Repeat the records exactly. Every line must match.

─── Data supplied ───

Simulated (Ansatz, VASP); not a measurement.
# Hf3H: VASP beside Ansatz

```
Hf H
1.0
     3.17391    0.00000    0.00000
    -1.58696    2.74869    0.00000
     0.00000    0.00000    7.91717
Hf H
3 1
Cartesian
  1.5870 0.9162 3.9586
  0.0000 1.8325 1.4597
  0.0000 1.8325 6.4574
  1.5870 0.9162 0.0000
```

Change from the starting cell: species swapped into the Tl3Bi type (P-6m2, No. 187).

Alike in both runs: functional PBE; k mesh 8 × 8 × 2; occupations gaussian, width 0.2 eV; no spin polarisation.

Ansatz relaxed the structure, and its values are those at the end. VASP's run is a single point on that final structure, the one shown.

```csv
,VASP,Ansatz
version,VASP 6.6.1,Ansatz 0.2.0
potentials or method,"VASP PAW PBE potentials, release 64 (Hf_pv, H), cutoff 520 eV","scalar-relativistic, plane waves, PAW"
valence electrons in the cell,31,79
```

───

_Written answer_
Simulated (Ansatz, VASP); not a measurement.
# Hf3H: VASP beside Ansatz

```
Hf H
1.0
     3.17391    0.00000    0.00000
    -1.58696    2.74869    0.00000
     0.00000    0.00000    7.91717
Hf H
3 1
Cartesian
  1.5870 0.9162 3.9586
  0.0000 1.8325 1.4597
  0.0000 1.8325 6.4574
  1.5870 0.9162 0.0000
```

Change from the starting cell: species swapped into the Tl3Bi type (P-6m2, No. 187).

Alike in both runs: functional PBE; k mesh 8 × 8 × 2; occupations gaussian, width 0.2 eV; no spin polarisation.

Ansatz relaxed the structure, and its values are those at the end. VASP's run is a single point on that final structure, the one shown.

```csv
,VASP,Ansatz
version,VASP 6.6.1,Ansatz 0.2.0
potentials or method,"VASP PAW PBE potentials, release 64 (Hf_pv, H), cutoff 520 eV","scalar-relativistic, plane waves, PAW"
valence electrons in the cell,31,79
```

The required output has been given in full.